WORK ORDER |
Please give again, word for word, the lines that lie between the start of the listing below and the line with "Question: What does", both included.

Start of Block

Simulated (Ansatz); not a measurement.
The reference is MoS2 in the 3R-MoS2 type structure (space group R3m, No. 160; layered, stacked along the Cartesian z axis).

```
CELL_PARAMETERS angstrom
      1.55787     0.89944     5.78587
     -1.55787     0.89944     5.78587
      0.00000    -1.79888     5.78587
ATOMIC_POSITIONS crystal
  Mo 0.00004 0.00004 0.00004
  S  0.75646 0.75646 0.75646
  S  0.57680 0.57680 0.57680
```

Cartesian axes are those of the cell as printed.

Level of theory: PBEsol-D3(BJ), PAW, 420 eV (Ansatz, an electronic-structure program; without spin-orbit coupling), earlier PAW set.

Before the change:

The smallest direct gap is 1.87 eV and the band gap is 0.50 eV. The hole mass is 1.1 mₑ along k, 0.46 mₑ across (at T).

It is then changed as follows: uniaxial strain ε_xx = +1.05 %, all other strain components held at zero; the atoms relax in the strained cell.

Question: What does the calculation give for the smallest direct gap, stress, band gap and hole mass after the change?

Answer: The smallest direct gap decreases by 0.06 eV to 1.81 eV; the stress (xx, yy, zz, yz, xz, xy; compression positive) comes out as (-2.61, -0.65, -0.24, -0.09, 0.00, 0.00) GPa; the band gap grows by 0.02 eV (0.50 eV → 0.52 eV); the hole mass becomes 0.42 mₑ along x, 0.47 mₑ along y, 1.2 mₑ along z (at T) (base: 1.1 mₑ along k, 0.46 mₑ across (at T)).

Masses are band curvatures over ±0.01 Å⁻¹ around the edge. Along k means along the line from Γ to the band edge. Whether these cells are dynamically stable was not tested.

End of Block

EXERCISE RESULT |
Simulated (Ansatz); not a measurement.
The reference is MoS2 in the 3R-MoS2 type structure (space group R3m, No. 160; layered, stacked along the Cartesian z axis).

```
CELL_PARAMETERS angstrom
      1.55787     0.89944     5.78587
     -1.55787     0.89944     5.78587
      0.00000    -1.79888     5.78587
ATOMIC_POSITIONS crystal
  Mo 0.00004 0.00004 0.00004
  S  0.75646 0.75646 0.75646
  S  0.57680 0.57680 0.57680
```

Cartesian axes are those of the cell as printed.

Level of theory: PBEsol-D3(BJ), PAW, 420 eV (Ansatz, an electronic-structure program; without spin-orbit coupling), earlier PAW set.

Before the change:

The smallest direct gap is 1.87 eV and the band gap is 0.50 eV. The hole mass is 1.1 mₑ along k, 0.46 mₑ across (at T).

It is then changed as follows: uniaxial strain ε_xx = +1.05 %, all other strain components held at zero; the atoms relax in the strained cell.

Question: What does the calculation give for the smallest direct gap, stress, band gap and hole mass after the change?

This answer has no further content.